*INFORMATION SUPPLIED*.
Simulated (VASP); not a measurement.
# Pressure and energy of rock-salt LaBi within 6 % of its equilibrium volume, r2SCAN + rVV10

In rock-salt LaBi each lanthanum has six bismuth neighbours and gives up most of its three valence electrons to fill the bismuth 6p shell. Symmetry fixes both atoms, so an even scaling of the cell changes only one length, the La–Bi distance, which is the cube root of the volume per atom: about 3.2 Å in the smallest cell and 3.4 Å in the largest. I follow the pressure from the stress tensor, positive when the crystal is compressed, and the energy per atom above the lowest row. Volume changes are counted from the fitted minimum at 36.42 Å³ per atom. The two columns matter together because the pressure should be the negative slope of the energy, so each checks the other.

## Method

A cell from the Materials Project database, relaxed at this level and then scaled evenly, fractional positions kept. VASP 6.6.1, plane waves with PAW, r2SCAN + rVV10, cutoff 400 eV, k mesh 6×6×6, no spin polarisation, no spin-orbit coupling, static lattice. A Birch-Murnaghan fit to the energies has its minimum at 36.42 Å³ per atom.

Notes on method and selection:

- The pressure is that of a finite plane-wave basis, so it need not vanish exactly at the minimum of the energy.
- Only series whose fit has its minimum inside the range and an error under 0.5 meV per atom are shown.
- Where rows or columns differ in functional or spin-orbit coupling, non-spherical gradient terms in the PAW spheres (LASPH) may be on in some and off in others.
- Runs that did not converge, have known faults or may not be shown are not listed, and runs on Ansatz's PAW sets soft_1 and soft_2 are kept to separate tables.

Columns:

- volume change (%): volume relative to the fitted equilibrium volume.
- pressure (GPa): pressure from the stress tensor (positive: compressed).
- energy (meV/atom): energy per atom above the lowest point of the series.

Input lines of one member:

*ACTION ITEM*.
Given the records above, restate word for word only the lines starting at the one with "- Where rows" and ending at the one with "- energy (meV/atom): energy".

*EXERCISE RESPONSE*.
- Where rows or columns differ in functional or spin-orbit coupling, non-spherical gradient terms in the PAW spheres (LASPH) may be on in some and off in others.
- Runs that did not converge, have known faults or may not be shown are not listed, and runs on Ansatz's PAW sets soft_1 and soft_2 are kept to separate tables.

Columns:

- volume change (%): volume relative to the fitted equilibrium volume.
- pressure (GPa): pressure from the stress tensor (positive: compressed).
- energy (meV/atom): energy per atom above the lowest point of the series.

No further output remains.